++++
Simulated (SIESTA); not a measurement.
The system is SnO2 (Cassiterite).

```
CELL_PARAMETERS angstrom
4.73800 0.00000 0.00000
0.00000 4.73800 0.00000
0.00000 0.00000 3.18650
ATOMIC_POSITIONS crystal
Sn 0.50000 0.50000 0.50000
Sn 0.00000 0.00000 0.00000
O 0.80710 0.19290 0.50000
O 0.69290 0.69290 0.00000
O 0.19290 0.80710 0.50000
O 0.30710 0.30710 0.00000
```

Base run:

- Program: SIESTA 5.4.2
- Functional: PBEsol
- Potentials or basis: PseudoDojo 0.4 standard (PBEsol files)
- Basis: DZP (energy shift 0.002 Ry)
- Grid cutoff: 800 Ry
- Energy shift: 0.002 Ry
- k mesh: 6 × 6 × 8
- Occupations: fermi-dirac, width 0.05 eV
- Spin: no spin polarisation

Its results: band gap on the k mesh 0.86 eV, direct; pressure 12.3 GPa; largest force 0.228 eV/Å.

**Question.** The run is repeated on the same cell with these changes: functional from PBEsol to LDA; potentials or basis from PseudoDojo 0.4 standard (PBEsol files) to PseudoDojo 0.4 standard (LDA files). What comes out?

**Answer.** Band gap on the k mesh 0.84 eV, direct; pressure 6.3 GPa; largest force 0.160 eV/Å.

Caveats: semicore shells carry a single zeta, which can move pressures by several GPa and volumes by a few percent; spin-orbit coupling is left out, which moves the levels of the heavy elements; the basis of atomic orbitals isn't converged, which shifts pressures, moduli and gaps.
++++

> **Brief**: Exactly the lines from the start of the entries through the one bearing "- Grid cutoff: 800 Ry" are to be output, with both ends included.

> **Result**:
Simulated (SIESTA); not a measurement.
The system is SnO2 (Cassiterite).

```
CELL_PARAMETERS angstrom
4.73800 0.00000 0.00000
0.00000 4.73800 0.00000
0.00000 0.00000 3.18650
ATOMIC_POSITIONS crystal
Sn 0.50000 0.50000 0.50000
Sn 0.00000 0.00000 0.00000
O 0.80710 0.19290 0.50000
O 0.69290 0.69290 0.00000
O 0.19290 0.80710 0.50000
O 0.30710 0.30710 0.00000
```

Base run:

- Program: SIESTA 5.4.2
- Functional: PBEsol
- Potentials or basis: PseudoDojo 0.4 standard (PBEsol files)
- Basis: DZP (energy shift 0.002 Ry)
- Grid cutoff: 800 Ry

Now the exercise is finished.